_Data to examine_.
******************************

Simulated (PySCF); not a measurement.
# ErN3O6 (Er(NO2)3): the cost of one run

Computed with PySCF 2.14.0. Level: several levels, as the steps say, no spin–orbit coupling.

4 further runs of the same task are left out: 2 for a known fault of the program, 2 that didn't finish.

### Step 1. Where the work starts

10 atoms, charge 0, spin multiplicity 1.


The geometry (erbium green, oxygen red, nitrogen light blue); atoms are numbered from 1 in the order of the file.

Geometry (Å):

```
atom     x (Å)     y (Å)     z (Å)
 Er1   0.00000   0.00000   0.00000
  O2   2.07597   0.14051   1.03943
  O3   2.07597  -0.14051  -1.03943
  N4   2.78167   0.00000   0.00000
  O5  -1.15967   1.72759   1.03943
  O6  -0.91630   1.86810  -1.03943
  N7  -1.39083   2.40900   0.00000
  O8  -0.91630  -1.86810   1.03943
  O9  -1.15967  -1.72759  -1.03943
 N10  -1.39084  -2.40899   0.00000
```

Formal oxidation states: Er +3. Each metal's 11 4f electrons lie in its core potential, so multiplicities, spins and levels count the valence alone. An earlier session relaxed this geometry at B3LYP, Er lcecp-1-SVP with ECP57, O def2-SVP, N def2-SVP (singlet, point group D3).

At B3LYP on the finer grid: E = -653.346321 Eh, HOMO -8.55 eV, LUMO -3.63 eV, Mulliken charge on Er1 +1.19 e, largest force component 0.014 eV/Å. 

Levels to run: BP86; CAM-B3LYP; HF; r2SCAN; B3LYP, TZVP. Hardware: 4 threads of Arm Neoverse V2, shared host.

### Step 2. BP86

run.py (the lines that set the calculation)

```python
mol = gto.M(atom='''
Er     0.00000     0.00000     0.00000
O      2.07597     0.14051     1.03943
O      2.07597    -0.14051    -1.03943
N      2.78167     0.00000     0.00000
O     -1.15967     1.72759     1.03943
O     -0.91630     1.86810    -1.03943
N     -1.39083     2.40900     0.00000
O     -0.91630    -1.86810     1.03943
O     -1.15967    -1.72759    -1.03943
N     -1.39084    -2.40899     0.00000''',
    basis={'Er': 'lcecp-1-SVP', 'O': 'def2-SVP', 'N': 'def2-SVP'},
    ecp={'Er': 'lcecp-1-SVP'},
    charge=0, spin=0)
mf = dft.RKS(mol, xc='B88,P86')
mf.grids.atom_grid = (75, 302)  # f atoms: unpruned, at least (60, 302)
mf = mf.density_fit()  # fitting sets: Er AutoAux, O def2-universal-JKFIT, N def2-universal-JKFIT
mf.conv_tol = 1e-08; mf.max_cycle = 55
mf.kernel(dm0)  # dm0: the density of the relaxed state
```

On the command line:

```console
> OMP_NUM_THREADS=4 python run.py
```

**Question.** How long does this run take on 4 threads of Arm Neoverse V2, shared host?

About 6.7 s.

******************************

_Work order_.
Word for word, restate the lines of the listing above starting at the line with "On the command" and ending at the line with "V2, shared host?", and nothing outside them.

_Problem solution_.
On the command line:

```console
> OMP_NUM_THREADS=4 python run.py
```

**Question.** How long does this run take on 4 threads of Arm Neoverse V2, shared host?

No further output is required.